Exercise -
Character for character, give back every line below.

# # #

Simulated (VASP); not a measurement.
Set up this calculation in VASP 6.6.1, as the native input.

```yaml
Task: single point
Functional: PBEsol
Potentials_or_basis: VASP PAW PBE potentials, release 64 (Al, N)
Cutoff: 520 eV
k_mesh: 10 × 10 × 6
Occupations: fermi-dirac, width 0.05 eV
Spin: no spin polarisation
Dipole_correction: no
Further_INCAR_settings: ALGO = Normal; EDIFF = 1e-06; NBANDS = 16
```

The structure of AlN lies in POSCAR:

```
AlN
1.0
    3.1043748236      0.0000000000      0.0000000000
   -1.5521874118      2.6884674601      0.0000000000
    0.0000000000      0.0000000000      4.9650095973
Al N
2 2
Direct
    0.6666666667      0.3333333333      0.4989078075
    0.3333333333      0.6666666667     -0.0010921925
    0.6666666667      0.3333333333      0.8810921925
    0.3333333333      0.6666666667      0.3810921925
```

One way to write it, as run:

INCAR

# # #

Task answer -
Simulated (VASP); not a measurement.
Set up this calculation in VASP 6.6.1, as the native input.

```yaml
Task: single point
Functional: PBEsol
Potentials_or_basis: VASP PAW PBE potentials, release 64 (Al, N)
Cutoff: 520 eV
k_mesh: 10 × 10 × 6
Occupations: fermi-dirac, width 0.05 eV
Spin: no spin polarisation
Dipole_correction: no
Further_INCAR_settings: ALGO = Normal; EDIFF = 1e-06; NBANDS = 16
```

The structure of AlN lies in POSCAR:

```
AlN
1.0
    3.1043748236      0.0000000000      0.0000000000
   -1.5521874118      2.6884674601      0.0000000000
    0.0000000000      0.0000000000      4.9650095973
Al N
2 2
Direct
    0.6666666667      0.3333333333      0.4989078075
    0.3333333333      0.6666666667     -0.0010921925
    0.6666666667      0.3333333333      0.8810921925
    0.3333333333      0.6666666667      0.3810921925
```

One way to write it, as run:

INCAR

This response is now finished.